Listed entries:
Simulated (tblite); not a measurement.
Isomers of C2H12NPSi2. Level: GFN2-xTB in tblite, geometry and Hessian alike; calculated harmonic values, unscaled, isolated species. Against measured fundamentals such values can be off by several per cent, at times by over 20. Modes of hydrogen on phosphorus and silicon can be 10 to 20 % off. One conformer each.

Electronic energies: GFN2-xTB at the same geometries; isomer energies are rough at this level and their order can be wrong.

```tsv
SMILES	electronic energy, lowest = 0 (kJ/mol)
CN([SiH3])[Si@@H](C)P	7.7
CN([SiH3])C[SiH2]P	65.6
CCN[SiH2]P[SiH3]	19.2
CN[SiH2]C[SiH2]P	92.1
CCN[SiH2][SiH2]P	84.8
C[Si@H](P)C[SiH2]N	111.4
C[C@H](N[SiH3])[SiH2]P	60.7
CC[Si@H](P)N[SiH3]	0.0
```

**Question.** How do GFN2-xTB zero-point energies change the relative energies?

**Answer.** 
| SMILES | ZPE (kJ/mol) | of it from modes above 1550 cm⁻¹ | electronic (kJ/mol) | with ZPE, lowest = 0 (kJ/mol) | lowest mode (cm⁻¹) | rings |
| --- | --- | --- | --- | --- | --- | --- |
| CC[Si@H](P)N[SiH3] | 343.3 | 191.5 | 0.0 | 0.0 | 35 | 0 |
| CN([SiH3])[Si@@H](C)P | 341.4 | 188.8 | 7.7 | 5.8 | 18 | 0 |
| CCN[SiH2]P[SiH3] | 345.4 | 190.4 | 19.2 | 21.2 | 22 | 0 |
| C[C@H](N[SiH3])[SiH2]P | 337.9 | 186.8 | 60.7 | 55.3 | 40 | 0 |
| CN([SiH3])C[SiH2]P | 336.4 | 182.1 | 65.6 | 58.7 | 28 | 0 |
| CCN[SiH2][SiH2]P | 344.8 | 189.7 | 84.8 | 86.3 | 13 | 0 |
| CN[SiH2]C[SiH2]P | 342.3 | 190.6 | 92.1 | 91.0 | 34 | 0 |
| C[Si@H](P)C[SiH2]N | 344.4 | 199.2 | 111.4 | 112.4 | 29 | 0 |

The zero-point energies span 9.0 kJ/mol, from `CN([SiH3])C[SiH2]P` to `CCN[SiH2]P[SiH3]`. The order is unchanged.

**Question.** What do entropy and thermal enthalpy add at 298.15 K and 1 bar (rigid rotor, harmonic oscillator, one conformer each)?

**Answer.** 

Assigned task:
Return exactly the lines above from the line that has "5.8 | 18 | 0 |" through the line that has "one conformer each)?", inclusive, and nothing else.

Task response:
| CN([SiH3])[Si@@H](C)P | 341.4 | 188.8 | 7.7 | 5.8 | 18 | 0 |
| CCN[SiH2]P[SiH3] | 345.4 | 190.4 | 19.2 | 21.2 | 22 | 0 |
| C[C@H](N[SiH3])[SiH2]P | 337.9 | 186.8 | 60.7 | 55.3 | 40 | 0 |
| CN([SiH3])C[SiH2]P | 336.4 | 182.1 | 65.6 | 58.7 | 28 | 0 |
| CCN[SiH2][SiH2]P | 344.8 | 189.7 | 84.8 | 86.3 | 13 | 0 |
| CN[SiH2]C[SiH2]P | 342.3 | 190.6 | 92.1 | 91.0 | 34 | 0 |
| C[Si@H](P)C[SiH2]N | 344.4 | 199.2 | 111.4 | 112.4 | 29 | 0 |

The zero-point energies span 9.0 kJ/mol, from `CN([SiH3])C[SiH2]P` to `CCN[SiH2]P[SiH3]`. The order is unchanged.

**Question.** What do entropy and thermal enthalpy add at 298.15 K and 1 bar (rigid rotor, harmonic oscillator, one conformer each)?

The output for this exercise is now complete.